** Extracted information follows **

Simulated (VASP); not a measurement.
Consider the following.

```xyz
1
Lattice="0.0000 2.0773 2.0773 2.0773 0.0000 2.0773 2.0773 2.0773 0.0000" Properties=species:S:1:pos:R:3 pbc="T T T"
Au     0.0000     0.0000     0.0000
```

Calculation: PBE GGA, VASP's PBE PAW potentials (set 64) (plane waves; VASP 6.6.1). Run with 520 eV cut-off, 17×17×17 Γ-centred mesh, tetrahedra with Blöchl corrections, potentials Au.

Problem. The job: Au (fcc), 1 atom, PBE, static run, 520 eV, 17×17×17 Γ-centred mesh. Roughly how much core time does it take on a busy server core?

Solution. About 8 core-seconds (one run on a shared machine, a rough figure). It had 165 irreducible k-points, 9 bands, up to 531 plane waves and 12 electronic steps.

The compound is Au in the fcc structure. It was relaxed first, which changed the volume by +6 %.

** End of Extracted information **

• Activity
Take the first line of the material above as the start and the line that contains "Solution. About 8" as the end. Output only that span, every line exactly as it stands.

• Exercise solution
Simulated (VASP); not a measurement.
Consider the following.

```xyz
1
Lattice="0.0000 2.0773 2.0773 2.0773 0.0000 2.0773 2.0773 2.0773 0.0000" Properties=species:S:1:pos:R:3 pbc="T T T"
Au     0.0000     0.0000     0.0000
```

Calculation: PBE GGA, VASP's PBE PAW potentials (set 64) (plane waves; VASP 6.6.1). Run with 520 eV cut-off, 17×17×17 Γ-centred mesh, tetrahedra with Blöchl corrections, potentials Au.

Problem. The job: Au (fcc), 1 atom, PBE, static run, 520 eV, 17×17×17 Γ-centred mesh. Roughly how much core time does it take on a busy server core?

Solution. About 8 core-seconds (one run on a shared machine, a rough figure). It had 165 irreducible k-points, 9 bands, up to 531 plane waves and 12 electronic steps.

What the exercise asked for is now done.